Assigned task: Every line of the material below, from the top through the line with "Sampling and basis: a", should be reproduced exactly.

========
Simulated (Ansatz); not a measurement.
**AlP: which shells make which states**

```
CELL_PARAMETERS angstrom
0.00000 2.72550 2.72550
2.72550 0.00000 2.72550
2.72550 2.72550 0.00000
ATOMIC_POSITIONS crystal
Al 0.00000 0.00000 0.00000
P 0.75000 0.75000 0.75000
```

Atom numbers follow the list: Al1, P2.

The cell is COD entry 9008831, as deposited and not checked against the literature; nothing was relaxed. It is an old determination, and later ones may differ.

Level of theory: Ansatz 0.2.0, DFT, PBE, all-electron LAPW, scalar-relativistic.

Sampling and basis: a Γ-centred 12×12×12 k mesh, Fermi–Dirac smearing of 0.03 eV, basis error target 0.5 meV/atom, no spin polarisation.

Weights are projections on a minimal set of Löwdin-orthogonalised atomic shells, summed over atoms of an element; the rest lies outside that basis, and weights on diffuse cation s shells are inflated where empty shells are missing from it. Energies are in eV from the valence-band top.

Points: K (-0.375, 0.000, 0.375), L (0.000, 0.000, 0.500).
========

Problem solution:
Simulated (Ansatz); not a measurement.
**AlP: which shells make which states**

```
CELL_PARAMETERS angstrom
0.00000 2.72550 2.72550
2.72550 0.00000 2.72550
2.72550 2.72550 0.00000
ATOMIC_POSITIONS crystal
Al 0.00000 0.00000 0.00000
P 0.75000 0.75000 0.75000
```

Atom numbers follow the list: Al1, P2.

The cell is COD entry 9008831, as deposited and not checked against the literature; nothing was relaxed. It is an old determination, and later ones may differ.

Level of theory: Ansatz 0.2.0, DFT, PBE, all-electron LAPW, scalar-relativistic.

Sampling and basis: a Γ-centred 12×12×12 k mesh, Fermi–Dirac smearing of 0.03 eV, basis error target 0.5 meV/atom, no spin polarisation.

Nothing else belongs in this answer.